## Required action
What you return must be an exact copy of the lines in the listing below between the line holding "Radial Dirac CI" and the line holding "Hardware: one thread", inclusive, and nothing more.

++++++++++++++++++++
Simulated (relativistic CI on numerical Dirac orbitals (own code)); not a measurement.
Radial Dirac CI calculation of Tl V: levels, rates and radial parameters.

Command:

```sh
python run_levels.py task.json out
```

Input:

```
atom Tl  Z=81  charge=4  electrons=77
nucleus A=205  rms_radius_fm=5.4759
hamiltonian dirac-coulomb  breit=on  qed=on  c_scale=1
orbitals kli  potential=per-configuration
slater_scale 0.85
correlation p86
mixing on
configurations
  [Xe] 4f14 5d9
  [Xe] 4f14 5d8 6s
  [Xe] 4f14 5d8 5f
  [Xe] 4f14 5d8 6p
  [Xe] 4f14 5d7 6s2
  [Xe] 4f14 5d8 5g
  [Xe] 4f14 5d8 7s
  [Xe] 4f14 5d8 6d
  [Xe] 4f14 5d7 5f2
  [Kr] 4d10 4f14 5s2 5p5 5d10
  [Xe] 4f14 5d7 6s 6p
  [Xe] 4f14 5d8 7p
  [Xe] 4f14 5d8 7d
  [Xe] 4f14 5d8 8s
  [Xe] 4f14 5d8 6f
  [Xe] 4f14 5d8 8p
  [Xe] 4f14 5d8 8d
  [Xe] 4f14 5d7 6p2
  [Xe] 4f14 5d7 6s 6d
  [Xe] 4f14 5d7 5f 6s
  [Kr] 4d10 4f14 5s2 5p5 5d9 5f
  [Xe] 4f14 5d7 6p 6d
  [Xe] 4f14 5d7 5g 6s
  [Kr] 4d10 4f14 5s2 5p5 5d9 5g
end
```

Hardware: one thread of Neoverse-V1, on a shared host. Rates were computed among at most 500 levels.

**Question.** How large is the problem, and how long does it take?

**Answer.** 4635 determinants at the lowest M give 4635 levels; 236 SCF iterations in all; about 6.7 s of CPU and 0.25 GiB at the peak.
++++++++++++++++++++

## Exercise response
Radial Dirac CI calculation of Tl V: levels, rates and radial parameters.

Command:

```sh
python run_levels.py task.json out
```

Input:

```
atom Tl  Z=81  charge=4  electrons=77
nucleus A=205  rms_radius_fm=5.4759
hamiltonian dirac-coulomb  breit=on  qed=on  c_scale=1
orbitals kli  potential=per-configuration
slater_scale 0.85
correlation p86
mixing on
configurations
  [Xe] 4f14 5d9
  [Xe] 4f14 5d8 6s
  [Xe] 4f14 5d8 5f
  [Xe] 4f14 5d8 6p
  [Xe] 4f14 5d7 6s2
  [Xe] 4f14 5d8 5g
  [Xe] 4f14 5d8 7s
  [Xe] 4f14 5d8 6d
  [Xe] 4f14 5d7 5f2
  [Kr] 4d10 4f14 5s2 5p5 5d10
  [Xe] 4f14 5d7 6s 6p
  [Xe] 4f14 5d8 7p
  [Xe] 4f14 5d8 7d
  [Xe] 4f14 5d8 8s
  [Xe] 4f14 5d8 6f
  [Xe] 4f14 5d8 8p
  [Xe] 4f14 5d8 8d
  [Xe] 4f14 5d7 6p2
  [Xe] 4f14 5d7 6s 6d
  [Xe] 4f14 5d7 5f 6s
  [Kr] 4d10 4f14 5s2 5p5 5d9 5f
  [Xe] 4f14 5d7 6p 6d
  [Xe] 4f14 5d7 5g 6s
  [Kr] 4d10 4f14 5s2 5p5 5d9 5g
end
```

Hardware: one thread of Neoverse-V1, on a shared host. Rates were computed among at most 500 levels.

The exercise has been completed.